Given entries: Begin

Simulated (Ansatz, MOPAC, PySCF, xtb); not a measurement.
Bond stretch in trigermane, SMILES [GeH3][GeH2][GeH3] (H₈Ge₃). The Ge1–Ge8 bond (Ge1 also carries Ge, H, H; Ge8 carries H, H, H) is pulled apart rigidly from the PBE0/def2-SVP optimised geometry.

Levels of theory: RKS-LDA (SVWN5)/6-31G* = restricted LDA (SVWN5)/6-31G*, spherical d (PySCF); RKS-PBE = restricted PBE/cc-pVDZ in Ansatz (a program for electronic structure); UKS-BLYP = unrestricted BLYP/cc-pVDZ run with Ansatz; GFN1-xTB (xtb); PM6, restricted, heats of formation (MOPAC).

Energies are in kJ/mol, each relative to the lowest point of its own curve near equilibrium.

Given entries: End

_Requirement_
Write the listing out again, word for word, in its entirety.

_Response box_
Simulated (Ansatz, MOPAC, PySCF, xtb); not a measurement.
Bond stretch in trigermane, SMILES [GeH3][GeH2][GeH3] (H₈Ge₃). The Ge1–Ge8 bond (Ge1 also carries Ge, H, H; Ge8 carries H, H, H) is pulled apart rigidly from the PBE0/def2-SVP optimised geometry.

Levels of theory: RKS-LDA (SVWN5)/6-31G* = restricted LDA (SVWN5)/6-31G*, spherical d (PySCF); RKS-PBE = restricted PBE/cc-pVDZ in Ansatz (a program for electronic structure); UKS-BLYP = unrestricted BLYP/cc-pVDZ run with Ansatz; GFN1-xTB (xtb); PM6, restricted, heats of formation (MOPAC).

Energies are in kJ/mol, each relative to the lowest point of its own curve near equilibrium.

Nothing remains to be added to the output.